● WORK REQUEST
What you give must be exactly the lines of the material from the first through the line that contains "The cell comes", inclusive, and no others.

= = = = =
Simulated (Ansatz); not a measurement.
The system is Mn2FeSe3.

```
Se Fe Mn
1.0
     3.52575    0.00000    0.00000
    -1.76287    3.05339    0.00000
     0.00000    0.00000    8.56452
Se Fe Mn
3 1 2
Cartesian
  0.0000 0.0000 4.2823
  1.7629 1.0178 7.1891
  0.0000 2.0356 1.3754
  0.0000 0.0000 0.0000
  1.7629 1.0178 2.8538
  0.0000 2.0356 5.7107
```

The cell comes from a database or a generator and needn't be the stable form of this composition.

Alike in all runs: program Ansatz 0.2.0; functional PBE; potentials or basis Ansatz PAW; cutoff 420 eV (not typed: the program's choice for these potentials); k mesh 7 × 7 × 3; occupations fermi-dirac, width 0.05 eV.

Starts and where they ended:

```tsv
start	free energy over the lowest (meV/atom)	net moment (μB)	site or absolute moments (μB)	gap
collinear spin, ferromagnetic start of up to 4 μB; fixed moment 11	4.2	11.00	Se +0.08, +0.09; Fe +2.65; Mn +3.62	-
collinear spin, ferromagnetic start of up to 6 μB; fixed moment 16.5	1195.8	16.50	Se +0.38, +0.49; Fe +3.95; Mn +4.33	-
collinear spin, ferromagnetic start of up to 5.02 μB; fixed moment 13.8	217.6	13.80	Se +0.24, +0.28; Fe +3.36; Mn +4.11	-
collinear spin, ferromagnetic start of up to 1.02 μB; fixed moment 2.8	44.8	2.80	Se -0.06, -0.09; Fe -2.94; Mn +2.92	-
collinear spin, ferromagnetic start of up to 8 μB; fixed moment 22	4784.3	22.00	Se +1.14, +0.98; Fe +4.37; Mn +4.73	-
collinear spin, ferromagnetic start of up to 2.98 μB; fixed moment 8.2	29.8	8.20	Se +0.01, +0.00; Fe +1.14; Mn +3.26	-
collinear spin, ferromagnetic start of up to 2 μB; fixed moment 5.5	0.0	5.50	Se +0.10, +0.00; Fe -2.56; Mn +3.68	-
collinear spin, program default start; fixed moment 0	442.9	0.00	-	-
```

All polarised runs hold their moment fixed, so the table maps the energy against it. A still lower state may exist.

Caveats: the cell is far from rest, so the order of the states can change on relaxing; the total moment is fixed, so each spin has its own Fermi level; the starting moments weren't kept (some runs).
= = = = =

● RESULT
Simulated (Ansatz); not a measurement.
The system is Mn2FeSe3.

```
Se Fe Mn
1.0
     3.52575    0.00000    0.00000
    -1.76287    3.05339    0.00000
     0.00000    0.00000    8.56452
Se Fe Mn
3 1 2
Cartesian
  0.0000 0.0000 4.2823
  1.7629 1.0178 7.1891
  0.0000 2.0356 1.3754
  0.0000 0.0000 0.0000
  1.7629 1.0178 2.8538
  0.0000 2.0356 5.7107
```

The cell comes from a database or a generator and needn't be the stable form of this composition.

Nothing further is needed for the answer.